**Work request:** Print the data in full, exactly as it reads.

**Records provided:**
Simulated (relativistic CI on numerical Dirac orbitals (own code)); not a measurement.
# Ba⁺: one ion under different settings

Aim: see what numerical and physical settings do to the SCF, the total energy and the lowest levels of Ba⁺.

**Response area:**
Simulated (relativistic CI on numerical Dirac orbitals (own code)); not a measurement.
# Ba⁺: one ion under different settings

Aim: see what numerical and physical settings do to the SCF, the total energy and the lowest levels of Ba⁺.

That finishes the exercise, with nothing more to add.